> Requirement
The answer consists solely of the listing's lines from the first through the line containing "Question: Write the SMILES of this molecule.", each reproduced exactly.

> Given data
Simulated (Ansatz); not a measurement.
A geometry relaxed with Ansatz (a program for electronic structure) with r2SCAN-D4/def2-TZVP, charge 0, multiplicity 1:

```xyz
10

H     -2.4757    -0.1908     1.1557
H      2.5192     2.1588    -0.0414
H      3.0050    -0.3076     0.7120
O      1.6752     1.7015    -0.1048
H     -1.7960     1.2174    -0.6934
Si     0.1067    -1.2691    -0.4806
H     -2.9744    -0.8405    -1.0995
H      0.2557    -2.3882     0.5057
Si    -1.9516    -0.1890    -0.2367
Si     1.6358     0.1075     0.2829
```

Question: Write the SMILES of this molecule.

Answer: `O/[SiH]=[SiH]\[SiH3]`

> Task result
Simulated (Ansatz); not a measurement.
A geometry relaxed with Ansatz (a program for electronic structure) with r2SCAN-D4/def2-TZVP, charge 0, multiplicity 1:

```xyz
10

H     -2.4757    -0.1908     1.1557
H      2.5192     2.1588    -0.0414
H      3.0050    -0.3076     0.7120
O      1.6752     1.7015    -0.1048
H     -1.7960     1.2174    -0.6934
Si     0.1067    -1.2691    -0.4806
H     -2.9744    -0.8405    -1.0995
H      0.2557    -2.3882     0.5057
Si    -1.9516    -0.1890    -0.2367
Si     1.6358     0.1075     0.2829
```

Question: Write the SMILES of this molecule.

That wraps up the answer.